* [Action item] Retype each line below precisely.

* [Recorded data]
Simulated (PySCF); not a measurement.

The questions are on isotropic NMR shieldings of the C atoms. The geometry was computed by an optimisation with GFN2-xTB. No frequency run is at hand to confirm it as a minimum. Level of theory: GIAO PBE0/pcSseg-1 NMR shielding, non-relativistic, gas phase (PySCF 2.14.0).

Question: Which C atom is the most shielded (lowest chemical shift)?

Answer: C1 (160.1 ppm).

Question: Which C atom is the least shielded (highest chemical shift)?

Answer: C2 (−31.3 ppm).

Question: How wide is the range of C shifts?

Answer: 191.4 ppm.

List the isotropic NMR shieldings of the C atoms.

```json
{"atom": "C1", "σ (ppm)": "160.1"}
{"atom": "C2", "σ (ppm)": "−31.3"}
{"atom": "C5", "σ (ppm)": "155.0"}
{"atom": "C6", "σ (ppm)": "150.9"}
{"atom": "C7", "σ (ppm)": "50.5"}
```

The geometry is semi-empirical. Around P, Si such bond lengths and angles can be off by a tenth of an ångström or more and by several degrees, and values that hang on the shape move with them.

* [Task result]
Simulated (PySCF); not a measurement.

The questions are on isotropic NMR shieldings of the C atoms. The geometry was computed by an optimisation with GFN2-xTB. No frequency run is at hand to confirm it as a minimum. Level of theory: GIAO PBE0/pcSseg-1 NMR shielding, non-relativistic, gas phase (PySCF 2.14.0).

Question: Which C atom is the most shielded (lowest chemical shift)?

Answer: C1 (160.1 ppm).

Question: Which C atom is the least shielded (highest chemical shift)?

Answer: C2 (−31.3 ppm).

Question: How wide is the range of C shifts?

Answer: 191.4 ppm.

List the isotropic NMR shieldings of the C atoms.

```json
{"atom": "C1", "σ (ppm)": "160.1"}
{"atom": "C2", "σ (ppm)": "−31.3"}
{"atom": "C5", "σ (ppm)": "155.0"}
{"atom": "C6", "σ (ppm)": "150.9"}
{"atom": "C7", "σ (ppm)": "50.5"}
```

The geometry is semi-empirical. Around P, Si such bond lengths and angles can be off by a tenth of an ångström or more and by several degrees, and values that hang on the shape move with them.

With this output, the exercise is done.